Information shown
Start of Block

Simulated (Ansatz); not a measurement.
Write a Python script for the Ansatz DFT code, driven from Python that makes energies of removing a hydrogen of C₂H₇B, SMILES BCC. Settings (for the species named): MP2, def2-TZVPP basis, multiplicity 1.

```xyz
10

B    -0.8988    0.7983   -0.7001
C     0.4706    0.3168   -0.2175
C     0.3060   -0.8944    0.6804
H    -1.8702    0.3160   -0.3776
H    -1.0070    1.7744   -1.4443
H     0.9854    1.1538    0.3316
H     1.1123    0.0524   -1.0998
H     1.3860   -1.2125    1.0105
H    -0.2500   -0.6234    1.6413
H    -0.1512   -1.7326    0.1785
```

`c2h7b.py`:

End of Block

Transcribe all entries exactly as they are given.

Simulated (Ansatz); not a measurement.
Write a Python script for the Ansatz DFT code, driven from Python that makes energies of removing a hydrogen of C₂H₇B, SMILES BCC. Settings (for the species named): MP2, def2-TZVPP basis, multiplicity 1.

```xyz
10

B    -0.8988    0.7983   -0.7001
C     0.4706    0.3168   -0.2175
C     0.3060   -0.8944    0.6804
H    -1.8702    0.3160   -0.3776
H    -1.0070    1.7744   -1.4443
H     0.9854    1.1538    0.3316
H     1.1123    0.0524   -1.0998
H     1.3860   -1.2125    1.0105
H    -0.2500   -0.6234    1.6413
H    -0.1512   -1.7326    0.1785
```

`c2h7b.py`:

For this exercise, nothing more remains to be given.